** Opening Given information block **
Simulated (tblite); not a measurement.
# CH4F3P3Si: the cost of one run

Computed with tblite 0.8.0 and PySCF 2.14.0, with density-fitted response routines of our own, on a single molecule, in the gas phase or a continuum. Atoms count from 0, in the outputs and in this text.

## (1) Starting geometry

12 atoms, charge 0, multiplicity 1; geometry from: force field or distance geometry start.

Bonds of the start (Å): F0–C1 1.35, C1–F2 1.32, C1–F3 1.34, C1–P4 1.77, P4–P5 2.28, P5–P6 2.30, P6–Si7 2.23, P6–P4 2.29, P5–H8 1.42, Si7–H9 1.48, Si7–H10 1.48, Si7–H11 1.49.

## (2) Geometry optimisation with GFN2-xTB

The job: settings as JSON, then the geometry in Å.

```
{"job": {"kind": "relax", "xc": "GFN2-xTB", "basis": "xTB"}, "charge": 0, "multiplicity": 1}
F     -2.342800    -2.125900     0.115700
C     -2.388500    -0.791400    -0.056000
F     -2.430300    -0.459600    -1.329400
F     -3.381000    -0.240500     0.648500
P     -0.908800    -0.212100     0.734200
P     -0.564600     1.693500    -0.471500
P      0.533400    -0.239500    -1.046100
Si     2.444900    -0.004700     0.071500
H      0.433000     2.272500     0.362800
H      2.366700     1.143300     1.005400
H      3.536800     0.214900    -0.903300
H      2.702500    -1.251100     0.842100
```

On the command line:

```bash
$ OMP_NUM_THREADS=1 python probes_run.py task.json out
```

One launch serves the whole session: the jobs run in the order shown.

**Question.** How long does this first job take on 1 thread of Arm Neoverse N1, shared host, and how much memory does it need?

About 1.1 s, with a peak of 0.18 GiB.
** Closing Given information block **

Beginning at the opening line of the data, transcribe each line exactly until you reach the line with "## (1) Starting geometry", which you also include, and go no further.

Written solution —
Simulated (tblite); not a measurement.
# CH4F3P3Si: the cost of one run

Computed with tblite 0.8.0 and PySCF 2.14.0, with density-fitted response routines of our own, on a single molecule, in the gas phase or a continuum. Atoms count from 0, in the outputs and in this text.

## (1) Starting geometry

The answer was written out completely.